EXERCISE: Repeat the entries that appear below, exactly and in full.

DATA SECTION:
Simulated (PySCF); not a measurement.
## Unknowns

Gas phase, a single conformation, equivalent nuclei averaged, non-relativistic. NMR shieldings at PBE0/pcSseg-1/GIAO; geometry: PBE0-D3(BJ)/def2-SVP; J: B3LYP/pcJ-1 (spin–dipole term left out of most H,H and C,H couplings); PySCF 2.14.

PROBLEM SOLUTION:
Simulated (PySCF); not a measurement.
## Unknowns

Gas phase, a single conformation, equivalent nuclei averaged, non-relativistic. NMR shieldings at PBE0/pcSseg-1/GIAO; geometry: PBE0-D3(BJ)/def2-SVP; J: B3LYP/pcJ-1 (spin–dipole term left out of most H,H and C,H couplings); PySCF 2.14.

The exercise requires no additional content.